> _Excerpted data_
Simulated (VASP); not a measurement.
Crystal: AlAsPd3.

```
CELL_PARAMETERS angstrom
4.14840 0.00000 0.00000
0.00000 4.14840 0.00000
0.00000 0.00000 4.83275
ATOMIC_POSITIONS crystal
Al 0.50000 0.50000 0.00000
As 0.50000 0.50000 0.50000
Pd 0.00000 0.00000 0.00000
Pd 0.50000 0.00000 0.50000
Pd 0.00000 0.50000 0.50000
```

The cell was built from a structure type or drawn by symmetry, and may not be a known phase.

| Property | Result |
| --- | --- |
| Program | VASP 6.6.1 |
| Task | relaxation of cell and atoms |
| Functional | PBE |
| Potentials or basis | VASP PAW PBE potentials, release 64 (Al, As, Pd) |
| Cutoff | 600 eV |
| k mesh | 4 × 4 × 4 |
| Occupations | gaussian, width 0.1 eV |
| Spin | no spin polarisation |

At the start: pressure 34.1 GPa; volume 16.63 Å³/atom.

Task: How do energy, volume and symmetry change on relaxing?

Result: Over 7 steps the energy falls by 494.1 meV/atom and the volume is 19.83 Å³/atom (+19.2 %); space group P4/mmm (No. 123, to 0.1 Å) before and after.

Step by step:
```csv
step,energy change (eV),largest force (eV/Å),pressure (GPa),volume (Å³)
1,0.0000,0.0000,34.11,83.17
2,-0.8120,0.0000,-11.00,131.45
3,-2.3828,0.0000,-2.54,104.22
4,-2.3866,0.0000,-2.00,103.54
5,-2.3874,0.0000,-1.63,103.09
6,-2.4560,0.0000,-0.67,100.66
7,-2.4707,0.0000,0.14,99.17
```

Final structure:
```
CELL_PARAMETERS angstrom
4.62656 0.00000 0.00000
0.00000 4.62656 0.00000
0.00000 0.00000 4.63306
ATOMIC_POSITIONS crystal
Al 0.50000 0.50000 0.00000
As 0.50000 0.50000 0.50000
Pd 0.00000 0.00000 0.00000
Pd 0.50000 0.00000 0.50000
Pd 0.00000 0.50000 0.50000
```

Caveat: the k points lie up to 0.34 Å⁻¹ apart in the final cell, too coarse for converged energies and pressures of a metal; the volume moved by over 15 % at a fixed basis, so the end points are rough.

> _Brief_
From the very first line of the data through the line with "(Al, As, Pd) |" in it, please reproduce each line exactly and output nothing more.

> _Your response_
Simulated (VASP); not a measurement.
Crystal: AlAsPd3.

```
CELL_PARAMETERS angstrom
4.14840 0.00000 0.00000
0.00000 4.14840 0.00000
0.00000 0.00000 4.83275
ATOMIC_POSITIONS crystal
Al 0.50000 0.50000 0.00000
As 0.50000 0.50000 0.50000
Pd 0.00000 0.00000 0.00000
Pd 0.50000 0.00000 0.50000
Pd 0.00000 0.50000 0.50000
```

The cell was built from a structure type or drawn by symmetry, and may not be a known phase.

| Property | Result |
| --- | --- |
| Program | VASP 6.6.1 |
| Task | relaxation of cell and atoms |
| Functional | PBE |
| Potentials or basis | VASP PAW PBE potentials, release 64 (Al, As, Pd) |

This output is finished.